_DATASET EXCERPTS:_
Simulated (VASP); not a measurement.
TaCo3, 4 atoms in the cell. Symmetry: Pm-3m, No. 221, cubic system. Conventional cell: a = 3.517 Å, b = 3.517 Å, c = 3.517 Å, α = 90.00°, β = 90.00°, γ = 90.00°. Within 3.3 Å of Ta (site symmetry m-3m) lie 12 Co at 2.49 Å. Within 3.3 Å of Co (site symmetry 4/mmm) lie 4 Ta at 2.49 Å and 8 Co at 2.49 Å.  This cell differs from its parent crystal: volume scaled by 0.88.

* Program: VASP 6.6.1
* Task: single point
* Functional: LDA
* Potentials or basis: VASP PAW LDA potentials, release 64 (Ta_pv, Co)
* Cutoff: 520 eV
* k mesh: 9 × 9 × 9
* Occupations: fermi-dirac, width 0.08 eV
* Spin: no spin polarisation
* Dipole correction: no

_ACTION ITEM:_
Once the line containing "no spin polarisation" has been set down, nothing more is wanted; set down each line of the listing above up to it exactly, starting with the first.

_TASK RESULT:_
Simulated (VASP); not a measurement.
TaCo3, 4 atoms in the cell. Symmetry: Pm-3m, No. 221, cubic system. Conventional cell: a = 3.517 Å, b = 3.517 Å, c = 3.517 Å, α = 90.00°, β = 90.00°, γ = 90.00°. Within 3.3 Å of Ta (site symmetry m-3m) lie 12 Co at 2.49 Å. Within 3.3 Å of Co (site symmetry 4/mmm) lie 4 Ta at 2.49 Å and 8 Co at 2.49 Å.  This cell differs from its parent crystal: volume scaled by 0.88.

* Program: VASP 6.6.1
* Task: single point
* Functional: LDA
* Potentials or basis: VASP PAW LDA potentials, release 64 (Ta_pv, Co)
* Cutoff: 520 eV
* k mesh: 9 × 9 × 9
* Occupations: fermi-dirac, width 0.08 eV
* Spin: no spin polarisation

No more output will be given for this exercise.